## Work request
In the data that follows, find the line with "Potentials or basis: VASP"; transcribe it, every later line up to the one with "Hardware: 1 thread", and that line as well, exactly and with no others.

## Material shown

================================

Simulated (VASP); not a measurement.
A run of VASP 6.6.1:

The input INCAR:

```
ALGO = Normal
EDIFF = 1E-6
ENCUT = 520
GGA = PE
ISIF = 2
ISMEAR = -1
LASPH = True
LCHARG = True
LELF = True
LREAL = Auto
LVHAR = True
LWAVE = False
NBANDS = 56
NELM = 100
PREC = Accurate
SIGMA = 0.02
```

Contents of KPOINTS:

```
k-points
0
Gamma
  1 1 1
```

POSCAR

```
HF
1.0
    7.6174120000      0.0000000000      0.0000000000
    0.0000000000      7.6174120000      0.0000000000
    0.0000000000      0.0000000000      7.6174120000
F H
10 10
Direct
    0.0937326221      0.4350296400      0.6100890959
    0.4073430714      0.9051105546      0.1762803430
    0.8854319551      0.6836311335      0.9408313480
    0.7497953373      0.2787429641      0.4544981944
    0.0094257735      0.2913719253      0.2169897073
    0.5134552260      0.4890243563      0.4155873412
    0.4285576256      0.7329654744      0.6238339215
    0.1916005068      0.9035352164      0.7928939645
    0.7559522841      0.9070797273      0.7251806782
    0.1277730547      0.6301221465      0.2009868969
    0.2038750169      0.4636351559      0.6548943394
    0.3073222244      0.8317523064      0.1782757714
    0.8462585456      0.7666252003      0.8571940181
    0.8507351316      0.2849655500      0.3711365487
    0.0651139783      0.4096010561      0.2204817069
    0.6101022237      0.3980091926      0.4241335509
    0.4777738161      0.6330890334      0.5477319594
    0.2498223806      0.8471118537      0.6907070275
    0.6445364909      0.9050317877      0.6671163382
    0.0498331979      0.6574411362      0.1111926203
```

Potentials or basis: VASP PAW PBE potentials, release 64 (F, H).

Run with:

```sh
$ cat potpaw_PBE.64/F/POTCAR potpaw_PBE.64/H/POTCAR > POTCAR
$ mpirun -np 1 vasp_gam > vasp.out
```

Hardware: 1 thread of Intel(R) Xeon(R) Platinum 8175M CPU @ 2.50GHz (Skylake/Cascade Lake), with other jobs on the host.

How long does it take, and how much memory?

================================

## Task result
Potentials or basis: VASP PAW PBE potentials, release 64 (F, H).

Run with:

```sh
$ cat potpaw_PBE.64/F/POTCAR potpaw_PBE.64/H/POTCAR > POTCAR
$ mpirun -np 1 vasp_gam > vasp.out
```

Hardware: 1 thread of Intel(R) Xeon(R) Platinum 8175M CPU @ 2.50GHz (Skylake/Cascade Lake), with other jobs on the host.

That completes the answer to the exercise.